Give back the data below exactly as it was given.

--*--
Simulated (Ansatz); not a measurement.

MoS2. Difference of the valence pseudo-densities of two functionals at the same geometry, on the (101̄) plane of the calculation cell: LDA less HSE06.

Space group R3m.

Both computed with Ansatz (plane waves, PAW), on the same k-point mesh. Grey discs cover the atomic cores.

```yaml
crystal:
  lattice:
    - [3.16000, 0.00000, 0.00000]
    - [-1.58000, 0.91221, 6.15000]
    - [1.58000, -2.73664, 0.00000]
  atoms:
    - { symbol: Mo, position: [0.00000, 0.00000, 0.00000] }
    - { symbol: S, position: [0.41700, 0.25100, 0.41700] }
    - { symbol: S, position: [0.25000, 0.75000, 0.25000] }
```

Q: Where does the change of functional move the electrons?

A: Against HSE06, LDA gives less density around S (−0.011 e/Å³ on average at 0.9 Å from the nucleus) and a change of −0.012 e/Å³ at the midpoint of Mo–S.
--*--

Exercise output:
Simulated (Ansatz); not a measurement.

MoS2. Difference of the valence pseudo-densities of two functionals at the same geometry, on the (101̄) plane of the calculation cell: LDA less HSE06.

Space group R3m.

Both computed with Ansatz (plane waves, PAW), on the same k-point mesh. Grey discs cover the atomic cores.

```yaml
crystal:
  lattice:
    - [3.16000, 0.00000, 0.00000]
    - [-1.58000, 0.91221, 6.15000]
    - [1.58000, -2.73664, 0.00000]
  atoms:
    - { symbol: Mo, position: [0.00000, 0.00000, 0.00000] }
    - { symbol: S, position: [0.41700, 0.25100, 0.41700] }
    - { symbol: S, position: [0.25000, 0.75000, 0.25000] }
```

Q: Where does the change of functional move the electrons?

A: Against HSE06, LDA gives less density around S (−0.011 e/Å³ on average at 0.9 Å from the nucleus) and a change of −0.012 e/Å³ at the midpoint of Mo–S.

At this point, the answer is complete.